* [Activity]: Give back the entire listing exactly as it was provided.

* [Supplied records]:
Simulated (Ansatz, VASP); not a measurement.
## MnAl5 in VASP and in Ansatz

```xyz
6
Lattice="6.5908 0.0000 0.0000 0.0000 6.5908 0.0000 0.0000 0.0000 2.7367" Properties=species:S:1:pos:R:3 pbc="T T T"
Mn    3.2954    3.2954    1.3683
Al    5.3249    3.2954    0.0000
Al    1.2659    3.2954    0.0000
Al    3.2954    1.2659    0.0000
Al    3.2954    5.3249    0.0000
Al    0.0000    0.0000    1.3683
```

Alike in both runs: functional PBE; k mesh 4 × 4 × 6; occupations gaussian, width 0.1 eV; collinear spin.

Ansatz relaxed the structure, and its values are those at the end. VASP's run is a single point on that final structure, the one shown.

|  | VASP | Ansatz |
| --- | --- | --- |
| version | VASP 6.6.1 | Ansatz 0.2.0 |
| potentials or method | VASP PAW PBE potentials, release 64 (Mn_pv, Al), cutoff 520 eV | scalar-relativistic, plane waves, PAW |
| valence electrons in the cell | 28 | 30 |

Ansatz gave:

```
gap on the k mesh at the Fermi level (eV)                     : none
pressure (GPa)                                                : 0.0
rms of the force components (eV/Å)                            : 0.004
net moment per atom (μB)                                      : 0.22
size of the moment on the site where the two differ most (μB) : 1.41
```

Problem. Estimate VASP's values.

* [Written reply]:
Simulated (Ansatz, VASP); not a measurement.
## MnAl5 in VASP and in Ansatz

```xyz
6
Lattice="6.5908 0.0000 0.0000 0.0000 6.5908 0.0000 0.0000 0.0000 2.7367" Properties=species:S:1:pos:R:3 pbc="T T T"
Mn    3.2954    3.2954    1.3683
Al    5.3249    3.2954    0.0000
Al    1.2659    3.2954    0.0000
Al    3.2954    1.2659    0.0000
Al    3.2954    5.3249    0.0000
Al    0.0000    0.0000    1.3683
```

Alike in both runs: functional PBE; k mesh 4 × 4 × 6; occupations gaussian, width 0.1 eV; collinear spin.

Ansatz relaxed the structure, and its values are those at the end. VASP's run is a single point on that final structure, the one shown.

|  | VASP | Ansatz |
| --- | --- | --- |
| version | VASP 6.6.1 | Ansatz 0.2.0 |
| potentials or method | VASP PAW PBE potentials, release 64 (Mn_pv, Al), cutoff 520 eV | scalar-relativistic, plane waves, PAW |
| valence electrons in the cell | 28 | 30 |

Ansatz gave:

```
gap on the k mesh at the Fermi level (eV)                     : none
pressure (GPa)                                                : 0.0
rms of the force components (eV/Å)                            : 0.004
net moment per atom (μB)                                      : 0.22
size of the moment on the site where the two differ most (μB) : 1.41
```

Problem. Estimate VASP's values.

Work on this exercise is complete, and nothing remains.